*Exercise data*:
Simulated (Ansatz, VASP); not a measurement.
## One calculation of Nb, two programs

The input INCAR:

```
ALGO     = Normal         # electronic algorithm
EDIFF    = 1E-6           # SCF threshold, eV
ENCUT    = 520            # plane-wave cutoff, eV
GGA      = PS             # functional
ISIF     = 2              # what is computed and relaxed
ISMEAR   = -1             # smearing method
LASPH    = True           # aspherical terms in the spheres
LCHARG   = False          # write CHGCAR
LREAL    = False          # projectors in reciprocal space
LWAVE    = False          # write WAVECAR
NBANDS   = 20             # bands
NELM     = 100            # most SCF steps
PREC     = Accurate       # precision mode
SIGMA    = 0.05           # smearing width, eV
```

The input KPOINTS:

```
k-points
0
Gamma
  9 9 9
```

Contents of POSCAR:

*Work order*: Transcribe each line of the listing exactly.

*Your solution*:
Simulated (Ansatz, VASP); not a measurement.
## One calculation of Nb, two programs

The input INCAR:

```
ALGO     = Normal         # electronic algorithm
EDIFF    = 1E-6           # SCF threshold, eV
ENCUT    = 520            # plane-wave cutoff, eV
GGA      = PS             # functional
ISIF     = 2              # what is computed and relaxed
ISMEAR   = -1             # smearing method
LASPH    = True           # aspherical terms in the spheres
LCHARG   = False          # write CHGCAR
LREAL    = False          # projectors in reciprocal space
LWAVE    = False          # write WAVECAR
NBANDS   = 20             # bands
NELM     = 100            # most SCF steps
PREC     = Accurate       # precision mode
SIGMA    = 0.05           # smearing width, eV
```

The input KPOINTS:

```
k-points
0
Gamma
  9 9 9
```

Contents of POSCAR:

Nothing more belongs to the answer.